**Data to examine:**
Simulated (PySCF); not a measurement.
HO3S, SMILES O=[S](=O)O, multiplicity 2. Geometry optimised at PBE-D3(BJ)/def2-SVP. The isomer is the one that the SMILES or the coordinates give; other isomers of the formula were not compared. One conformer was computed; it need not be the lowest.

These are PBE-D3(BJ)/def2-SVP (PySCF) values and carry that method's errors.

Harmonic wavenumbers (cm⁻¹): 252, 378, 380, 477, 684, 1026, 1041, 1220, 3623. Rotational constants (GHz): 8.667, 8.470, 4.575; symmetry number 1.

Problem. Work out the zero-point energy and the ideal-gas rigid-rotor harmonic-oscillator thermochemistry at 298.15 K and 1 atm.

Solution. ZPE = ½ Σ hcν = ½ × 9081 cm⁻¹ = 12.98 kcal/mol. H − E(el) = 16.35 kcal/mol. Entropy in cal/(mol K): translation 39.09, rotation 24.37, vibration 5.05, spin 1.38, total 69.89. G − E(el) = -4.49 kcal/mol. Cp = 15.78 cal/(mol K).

**Work item:** Out of the material above, output word for word the line with "symmetry number 1.", the line with "Problem. Work out", and all lines between them, with nothing else.

**Exercise solution:**
Harmonic wavenumbers (cm⁻¹): 252, 378, 380, 477, 684, 1026, 1041, 1220, 3623. Rotational constants (GHz): 8.667, 8.470, 4.575; symmetry number 1.

Problem. Work out the zero-point energy and the ideal-gas rigid-rotor harmonic-oscillator thermochemistry at 298.15 K and 1 atm.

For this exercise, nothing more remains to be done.